[[ Exercise data open ]]
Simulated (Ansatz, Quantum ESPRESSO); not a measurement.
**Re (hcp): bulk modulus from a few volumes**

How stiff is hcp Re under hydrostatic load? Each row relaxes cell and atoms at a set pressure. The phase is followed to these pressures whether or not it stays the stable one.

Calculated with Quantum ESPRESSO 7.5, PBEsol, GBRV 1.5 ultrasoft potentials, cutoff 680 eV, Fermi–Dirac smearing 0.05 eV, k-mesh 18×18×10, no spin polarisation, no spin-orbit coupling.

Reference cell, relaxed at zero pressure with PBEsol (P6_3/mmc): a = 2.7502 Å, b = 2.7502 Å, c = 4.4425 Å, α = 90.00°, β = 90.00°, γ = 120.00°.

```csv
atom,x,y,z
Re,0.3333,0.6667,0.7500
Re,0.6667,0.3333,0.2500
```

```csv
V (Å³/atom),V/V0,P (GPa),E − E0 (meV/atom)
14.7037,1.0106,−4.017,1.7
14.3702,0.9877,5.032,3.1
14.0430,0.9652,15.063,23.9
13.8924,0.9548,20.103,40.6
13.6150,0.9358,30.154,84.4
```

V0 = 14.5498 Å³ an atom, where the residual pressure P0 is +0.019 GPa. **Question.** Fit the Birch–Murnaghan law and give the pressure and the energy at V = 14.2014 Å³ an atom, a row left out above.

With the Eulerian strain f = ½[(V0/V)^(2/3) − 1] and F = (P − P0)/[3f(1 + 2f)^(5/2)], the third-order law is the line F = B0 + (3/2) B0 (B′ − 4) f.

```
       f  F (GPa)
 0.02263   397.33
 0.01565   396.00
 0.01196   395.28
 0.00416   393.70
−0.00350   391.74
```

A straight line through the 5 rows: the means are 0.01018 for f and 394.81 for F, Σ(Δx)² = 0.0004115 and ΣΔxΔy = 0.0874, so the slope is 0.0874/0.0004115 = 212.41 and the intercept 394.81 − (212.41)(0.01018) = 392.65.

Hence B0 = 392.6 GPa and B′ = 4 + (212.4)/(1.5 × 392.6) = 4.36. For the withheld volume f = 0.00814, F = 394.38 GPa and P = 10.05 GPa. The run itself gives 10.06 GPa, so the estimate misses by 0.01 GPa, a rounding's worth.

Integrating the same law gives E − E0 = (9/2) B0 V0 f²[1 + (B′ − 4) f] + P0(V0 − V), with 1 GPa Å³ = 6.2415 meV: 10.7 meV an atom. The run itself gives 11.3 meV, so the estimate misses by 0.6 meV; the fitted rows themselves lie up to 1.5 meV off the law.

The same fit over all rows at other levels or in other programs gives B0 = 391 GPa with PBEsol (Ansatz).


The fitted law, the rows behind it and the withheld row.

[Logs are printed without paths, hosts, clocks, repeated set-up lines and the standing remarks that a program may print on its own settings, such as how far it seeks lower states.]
[[ Exercise data closed ]]

### Requirement
Copy out precisely the lines from the line with "Reference cell, relaxed" to the line with "A straight line" in the material above, including those two lines and omitting all the rest.

### Result
Reference cell, relaxed at zero pressure with PBEsol (P6_3/mmc): a = 2.7502 Å, b = 2.7502 Å, c = 4.4425 Å, α = 90.00°, β = 90.00°, γ = 120.00°.

```csv
atom,x,y,z
Re,0.3333,0.6667,0.7500
Re,0.6667,0.3333,0.2500
```

```csv
V (Å³/atom),V/V0,P (GPa),E − E0 (meV/atom)
14.7037,1.0106,−4.017,1.7
14.3702,0.9877,5.032,3.1
14.0430,0.9652,15.063,23.9
13.8924,0.9548,20.103,40.6
13.6150,0.9358,30.154,84.4
```

V0 = 14.5498 Å³ an atom, where the residual pressure P0 is +0.019 GPa. **Question.** Fit the Birch–Murnaghan law and give the pressure and the energy at V = 14.2014 Å³ an atom, a row left out above.

With the Eulerian strain f = ½[(V0/V)^(2/3) − 1] and F = (P − P0)/[3f(1 + 2f)^(5/2)], the third-order law is the line F = B0 + (3/2) B0 (B′ − 4) f.

```
       f  F (GPa)
 0.02263   397.33
 0.01565   396.00
 0.01196   395.28
 0.00416   393.70
−0.00350   391.74
```

A straight line through the 5 rows: the means are 0.01018 for f and 394.81 for F, Σ(Δx)² = 0.0004115 and ΣΔxΔy = 0.0874, so the slope is 0.0874/0.0004115 = 212.41 and the intercept 394.81 − (212.41)(0.01018) = 392.65.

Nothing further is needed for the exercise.